Task item.
Every record must be retyped as it stands.

Material provided.
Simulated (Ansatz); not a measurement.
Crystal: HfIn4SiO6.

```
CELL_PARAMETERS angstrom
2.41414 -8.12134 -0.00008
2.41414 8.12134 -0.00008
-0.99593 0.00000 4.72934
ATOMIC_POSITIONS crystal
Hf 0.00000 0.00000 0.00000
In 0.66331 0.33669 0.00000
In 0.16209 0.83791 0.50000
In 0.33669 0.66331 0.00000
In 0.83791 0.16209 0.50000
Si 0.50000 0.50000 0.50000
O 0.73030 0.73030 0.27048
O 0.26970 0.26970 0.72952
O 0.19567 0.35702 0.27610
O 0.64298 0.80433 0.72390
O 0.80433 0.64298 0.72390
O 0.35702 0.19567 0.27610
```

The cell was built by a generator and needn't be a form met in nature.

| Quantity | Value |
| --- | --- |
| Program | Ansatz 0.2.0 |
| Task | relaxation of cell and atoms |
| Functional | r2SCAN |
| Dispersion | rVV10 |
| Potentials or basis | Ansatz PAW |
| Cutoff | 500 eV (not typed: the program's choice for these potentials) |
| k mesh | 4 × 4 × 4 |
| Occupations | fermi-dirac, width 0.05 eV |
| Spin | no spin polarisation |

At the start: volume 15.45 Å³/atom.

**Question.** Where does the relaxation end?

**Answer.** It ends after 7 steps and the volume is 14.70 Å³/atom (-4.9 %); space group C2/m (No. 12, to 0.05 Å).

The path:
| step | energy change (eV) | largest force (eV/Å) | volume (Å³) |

Response area.
Simulated (Ansatz); not a measurement.
Crystal: HfIn4SiO6.

```
CELL_PARAMETERS angstrom
2.41414 -8.12134 -0.00008
2.41414 8.12134 -0.00008
-0.99593 0.00000 4.72934
ATOMIC_POSITIONS crystal
Hf 0.00000 0.00000 0.00000
In 0.66331 0.33669 0.00000
In 0.16209 0.83791 0.50000
In 0.33669 0.66331 0.00000
In 0.83791 0.16209 0.50000
Si 0.50000 0.50000 0.50000
O 0.73030 0.73030 0.27048
O 0.26970 0.26970 0.72952
O 0.19567 0.35702 0.27610
O 0.64298 0.80433 0.72390
O 0.80433 0.64298 0.72390
O 0.35702 0.19567 0.27610
```

The cell was built by a generator and needn't be a form met in nature.

| Quantity | Value |
| --- | --- |
| Program | Ansatz 0.2.0 |
| Task | relaxation of cell and atoms |
| Functional | r2SCAN |
| Dispersion | rVV10 |
| Potentials or basis | Ansatz PAW |
| Cutoff | 500 eV (not typed: the program's choice for these potentials) |
| k mesh | 4 × 4 × 4 |
| Occupations | fermi-dirac, width 0.05 eV |
| Spin | no spin polarisation |

At the start: volume 15.45 Å³/atom.

**Question.** Where does the relaxation end?

**Answer.** It ends after 7 steps and the volume is 14.70 Å³/atom (-4.9 %); space group C2/m (No. 12, to 0.05 Å).

The path:
| step | energy change (eV) | largest force (eV/Å) | volume (Å³) |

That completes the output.